◆ DATASET EXTRACT:
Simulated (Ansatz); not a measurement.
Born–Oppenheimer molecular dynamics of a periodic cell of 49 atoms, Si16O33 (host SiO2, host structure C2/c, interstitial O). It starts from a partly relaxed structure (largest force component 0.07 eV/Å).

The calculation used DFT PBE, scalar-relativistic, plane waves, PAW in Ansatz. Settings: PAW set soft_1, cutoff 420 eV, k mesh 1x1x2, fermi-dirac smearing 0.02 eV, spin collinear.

◆ ASSIGNMENT: Reproduce the entire listing. Keep every word as it is.

◆ RESULT:
Simulated (Ansatz); not a measurement.
Born–Oppenheimer molecular dynamics of a periodic cell of 49 atoms, Si16O33 (host SiO2, host structure C2/c, interstitial O). It starts from a partly relaxed structure (largest force component 0.07 eV/Å).

The calculation used DFT PBE, scalar-relativistic, plane waves, PAW in Ansatz. Settings: PAW set soft_1, cutoff 420 eV, k mesh 1x1x2, fermi-dirac smearing 0.02 eV, spin collinear.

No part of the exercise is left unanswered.